■ Work task ■
Give every line of the listing word for word, beginning at the first and including the line with "- 3173, n C(graphite): 0.478" as the last.

---+---

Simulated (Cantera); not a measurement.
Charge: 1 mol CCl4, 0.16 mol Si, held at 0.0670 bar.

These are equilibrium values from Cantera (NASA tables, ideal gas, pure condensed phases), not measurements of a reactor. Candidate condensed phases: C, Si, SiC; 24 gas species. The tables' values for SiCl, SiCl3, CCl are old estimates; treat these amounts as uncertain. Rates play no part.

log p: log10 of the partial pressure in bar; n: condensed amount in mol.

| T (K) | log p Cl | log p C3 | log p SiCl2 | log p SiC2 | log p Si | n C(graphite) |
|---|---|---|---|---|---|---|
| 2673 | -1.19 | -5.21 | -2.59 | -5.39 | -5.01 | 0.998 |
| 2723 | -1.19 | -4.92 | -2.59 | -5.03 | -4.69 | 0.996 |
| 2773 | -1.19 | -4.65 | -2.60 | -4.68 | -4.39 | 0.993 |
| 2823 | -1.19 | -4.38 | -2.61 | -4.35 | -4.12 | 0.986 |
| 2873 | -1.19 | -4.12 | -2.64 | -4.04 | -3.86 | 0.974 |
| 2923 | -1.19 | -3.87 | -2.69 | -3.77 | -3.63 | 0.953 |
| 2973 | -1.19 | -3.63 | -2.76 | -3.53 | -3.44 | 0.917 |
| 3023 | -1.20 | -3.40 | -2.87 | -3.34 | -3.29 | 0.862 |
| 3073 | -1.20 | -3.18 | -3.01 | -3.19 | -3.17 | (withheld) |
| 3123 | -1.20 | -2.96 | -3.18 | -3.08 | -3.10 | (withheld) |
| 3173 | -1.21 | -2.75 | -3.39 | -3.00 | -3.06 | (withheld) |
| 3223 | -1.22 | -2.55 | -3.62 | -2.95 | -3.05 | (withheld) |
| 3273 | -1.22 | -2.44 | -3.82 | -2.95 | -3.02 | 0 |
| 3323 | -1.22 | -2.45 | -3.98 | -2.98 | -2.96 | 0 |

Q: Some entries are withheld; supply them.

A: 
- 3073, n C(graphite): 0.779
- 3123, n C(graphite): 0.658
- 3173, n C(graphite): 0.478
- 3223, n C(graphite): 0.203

---+---

■ Written response ■
Simulated (Cantera); not a measurement.
Charge: 1 mol CCl4, 0.16 mol Si, held at 0.0670 bar.

These are equilibrium values from Cantera (NASA tables, ideal gas, pure condensed phases), not measurements of a reactor. Candidate condensed phases: C, Si, SiC; 24 gas species. The tables' values for SiCl, SiCl3, CCl are old estimates; treat these amounts as uncertain. Rates play no part.

log p: log10 of the partial pressure in bar; n: condensed amount in mol.

| T (K) | log p Cl | log p C3 | log p SiCl2 | log p SiC2 | log p Si | n C(graphite) |
|---|---|---|---|---|---|---|
| 2673 | -1.19 | -5.21 | -2.59 | -5.39 | -5.01 | 0.998 |
| 2723 | -1.19 | -4.92 | -2.59 | -5.03 | -4.69 | 0.996 |
| 2773 | -1.19 | -4.65 | -2.60 | -4.68 | -4.39 | 0.993 |
| 2823 | -1.19 | -4.38 | -2.61 | -4.35 | -4.12 | 0.986 |
| 2873 | -1.19 | -4.12 | -2.64 | -4.04 | -3.86 | 0.974 |
| 2923 | -1.19 | -3.87 | -2.69 | -3.77 | -3.63 | 0.953 |
| 2973 | -1.19 | -3.63 | -2.76 | -3.53 | -3.44 | 0.917 |
| 3023 | -1.20 | -3.40 | -2.87 | -3.34 | -3.29 | 0.862 |
| 3073 | -1.20 | -3.18 | -3.01 | -3.19 | -3.17 | (withheld) |
| 3123 | -1.20 | -2.96 | -3.18 | -3.08 | -3.10 | (withheld) |
| 3173 | -1.21 | -2.75 | -3.39 | -3.00 | -3.06 | (withheld) |
| 3223 | -1.22 | -2.55 | -3.62 | -2.95 | -3.05 | (withheld) |
| 3273 | -1.22 | -2.44 | -3.82 | -2.95 | -3.02 | 0 |
| 3323 | -1.22 | -2.45 | -3.98 | -2.98 | -2.96 | 0 |

Q: Some entries are withheld; supply them.

A: 
- 3073, n C(graphite): 0.779
- 3123, n C(graphite): 0.658
- 3173, n C(graphite): 0.478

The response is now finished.